- [DATA]:
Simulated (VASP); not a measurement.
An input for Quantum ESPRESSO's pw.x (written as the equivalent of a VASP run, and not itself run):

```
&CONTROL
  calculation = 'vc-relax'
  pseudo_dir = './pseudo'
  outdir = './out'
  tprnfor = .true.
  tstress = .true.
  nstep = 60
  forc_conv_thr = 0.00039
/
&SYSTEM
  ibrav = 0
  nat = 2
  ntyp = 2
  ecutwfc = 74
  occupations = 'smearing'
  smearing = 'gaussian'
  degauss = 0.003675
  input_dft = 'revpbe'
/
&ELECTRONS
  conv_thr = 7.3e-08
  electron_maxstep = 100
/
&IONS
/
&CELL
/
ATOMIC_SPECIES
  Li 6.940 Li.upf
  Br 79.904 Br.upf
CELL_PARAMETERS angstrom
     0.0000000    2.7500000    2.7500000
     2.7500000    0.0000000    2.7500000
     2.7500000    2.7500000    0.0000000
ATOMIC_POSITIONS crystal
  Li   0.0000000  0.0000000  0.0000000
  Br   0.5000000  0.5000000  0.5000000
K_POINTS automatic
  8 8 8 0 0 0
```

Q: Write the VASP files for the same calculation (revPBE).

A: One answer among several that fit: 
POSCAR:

- [EXERCISE]:
Repeat the records exactly, leaving out none of them.

- [WRITTEN REPLY]:
Simulated (VASP); not a measurement.
An input for Quantum ESPRESSO's pw.x (written as the equivalent of a VASP run, and not itself run):

```
&CONTROL
  calculation = 'vc-relax'
  pseudo_dir = './pseudo'
  outdir = './out'
  tprnfor = .true.
  tstress = .true.
  nstep = 60
  forc_conv_thr = 0.00039
/
&SYSTEM
  ibrav = 0
  nat = 2
  ntyp = 2
  ecutwfc = 74
  occupations = 'smearing'
  smearing = 'gaussian'
  degauss = 0.003675
  input_dft = 'revpbe'
/
&ELECTRONS
  conv_thr = 7.3e-08
  electron_maxstep = 100
/
&IONS
/
&CELL
/
ATOMIC_SPECIES
  Li 6.940 Li.upf
  Br 79.904 Br.upf
CELL_PARAMETERS angstrom
     0.0000000    2.7500000    2.7500000
     2.7500000    0.0000000    2.7500000
     2.7500000    2.7500000    0.0000000
ATOMIC_POSITIONS crystal
  Li   0.0000000  0.0000000  0.0000000
  Br   0.5000000  0.5000000  0.5000000
K_POINTS automatic
  8 8 8 0 0 0
```

Q: Write the VASP files for the same calculation (revPBE).

A: One answer among several that fit: 
POSCAR:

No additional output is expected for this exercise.